### Data extracts
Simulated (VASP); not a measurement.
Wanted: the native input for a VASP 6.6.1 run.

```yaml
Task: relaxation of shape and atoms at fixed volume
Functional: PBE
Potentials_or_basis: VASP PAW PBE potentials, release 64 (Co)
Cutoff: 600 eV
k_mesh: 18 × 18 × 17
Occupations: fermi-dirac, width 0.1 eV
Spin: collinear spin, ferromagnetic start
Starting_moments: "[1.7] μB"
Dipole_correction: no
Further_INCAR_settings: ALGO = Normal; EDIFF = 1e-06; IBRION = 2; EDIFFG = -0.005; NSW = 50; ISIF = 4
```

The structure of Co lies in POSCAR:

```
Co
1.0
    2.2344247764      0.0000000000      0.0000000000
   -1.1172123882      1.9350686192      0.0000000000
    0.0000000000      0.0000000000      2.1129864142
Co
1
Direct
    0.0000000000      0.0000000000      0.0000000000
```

### Requirement
Could you write out the full data verbatim?

### Answer space
Simulated (VASP); not a measurement.
Wanted: the native input for a VASP 6.6.1 run.

```yaml
Task: relaxation of shape and atoms at fixed volume
Functional: PBE
Potentials_or_basis: VASP PAW PBE potentials, release 64 (Co)
Cutoff: 600 eV
k_mesh: 18 × 18 × 17
Occupations: fermi-dirac, width 0.1 eV
Spin: collinear spin, ferromagnetic start
Starting_moments: "[1.7] μB"
Dipole_correction: no
Further_INCAR_settings: ALGO = Normal; EDIFF = 1e-06; IBRION = 2; EDIFFG = -0.005; NSW = 50; ISIF = 4
```

The structure of Co lies in POSCAR:

```
Co
1.0
    2.2344247764      0.0000000000      0.0000000000
   -1.1172123882      1.9350686192      0.0000000000
    0.0000000000      0.0000000000      2.1129864142
Co
1
Direct
    0.0000000000      0.0000000000      0.0000000000
```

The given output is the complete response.